__INFORMATION PROVIDED__:
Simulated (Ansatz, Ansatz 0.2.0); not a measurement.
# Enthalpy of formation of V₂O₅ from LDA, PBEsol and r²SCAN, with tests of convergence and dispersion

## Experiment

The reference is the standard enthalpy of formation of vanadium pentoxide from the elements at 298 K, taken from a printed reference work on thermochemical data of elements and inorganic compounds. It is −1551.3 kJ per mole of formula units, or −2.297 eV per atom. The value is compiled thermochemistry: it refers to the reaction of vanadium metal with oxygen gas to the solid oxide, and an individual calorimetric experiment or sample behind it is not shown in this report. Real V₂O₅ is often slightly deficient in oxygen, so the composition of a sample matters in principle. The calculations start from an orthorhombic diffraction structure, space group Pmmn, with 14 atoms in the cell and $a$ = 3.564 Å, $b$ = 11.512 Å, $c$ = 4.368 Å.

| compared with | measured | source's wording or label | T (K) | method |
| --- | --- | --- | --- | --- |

__EXERCISE__:
What's wanted is a faithful copy of each entry above.

__REPLY__:
Simulated (Ansatz, Ansatz 0.2.0); not a measurement.
# Enthalpy of formation of V₂O₅ from LDA, PBEsol and r²SCAN, with tests of convergence and dispersion

## Experiment

The reference is the standard enthalpy of formation of vanadium pentoxide from the elements at 298 K, taken from a printed reference work on thermochemical data of elements and inorganic compounds. It is −1551.3 kJ per mole of formula units, or −2.297 eV per atom. The value is compiled thermochemistry: it refers to the reaction of vanadium metal with oxygen gas to the solid oxide, and an individual calorimetric experiment or sample behind it is not shown in this report. Real V₂O₅ is often slightly deficient in oxygen, so the composition of a sample matters in principle. The calculations start from an orthorhombic diffraction structure, space group Pmmn, with 14 atoms in the cell and $a$ = 3.564 Å, $b$ = 11.512 Å, $c$ = 4.368 Å.

| compared with | measured | source's wording or label | T (K) | method |
| --- | --- | --- | --- | --- |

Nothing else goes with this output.